====
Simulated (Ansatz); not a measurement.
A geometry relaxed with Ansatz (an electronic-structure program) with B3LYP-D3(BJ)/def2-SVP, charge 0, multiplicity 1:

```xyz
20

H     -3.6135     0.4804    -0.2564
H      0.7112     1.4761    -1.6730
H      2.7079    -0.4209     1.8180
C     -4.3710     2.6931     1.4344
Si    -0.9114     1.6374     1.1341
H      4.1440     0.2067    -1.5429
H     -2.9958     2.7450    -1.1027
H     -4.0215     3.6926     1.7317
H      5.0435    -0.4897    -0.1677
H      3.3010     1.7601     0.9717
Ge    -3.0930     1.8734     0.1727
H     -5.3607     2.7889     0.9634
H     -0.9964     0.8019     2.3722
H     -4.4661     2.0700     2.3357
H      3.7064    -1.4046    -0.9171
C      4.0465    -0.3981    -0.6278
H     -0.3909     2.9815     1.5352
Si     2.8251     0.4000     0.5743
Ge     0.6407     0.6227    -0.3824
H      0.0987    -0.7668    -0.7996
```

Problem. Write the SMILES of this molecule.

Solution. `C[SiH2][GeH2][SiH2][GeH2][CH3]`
====

WORK INSTRUCTION
Set down each line exactly as it appears, starting at the top of the data and ending at the line containing "Problem. Write the SMILES of this molecule.", and include no other lines.

WRITTEN RESPONSE
Simulated (Ansatz); not a measurement.
A geometry relaxed with Ansatz (an electronic-structure program) with B3LYP-D3(BJ)/def2-SVP, charge 0, multiplicity 1:

```xyz
20

H     -3.6135     0.4804    -0.2564
H      0.7112     1.4761    -1.6730
H      2.7079    -0.4209     1.8180
C     -4.3710     2.6931     1.4344
Si    -0.9114     1.6374     1.1341
H      4.1440     0.2067    -1.5429
H     -2.9958     2.7450    -1.1027
H     -4.0215     3.6926     1.7317
H      5.0435    -0.4897    -0.1677
H      3.3010     1.7601     0.9717
Ge    -3.0930     1.8734     0.1727
H     -5.3607     2.7889     0.9634
H     -0.9964     0.8019     2.3722
H     -4.4661     2.0700     2.3357
H      3.7064    -1.4046    -0.9171
C      4.0465    -0.3981    -0.6278
H     -0.3909     2.9815     1.5352
Si     2.8251     0.4000     0.5743
Ge     0.6407     0.6227    -0.3824
H      0.0987    -0.7668    -0.7996
```

Problem. Write the SMILES of this molecule.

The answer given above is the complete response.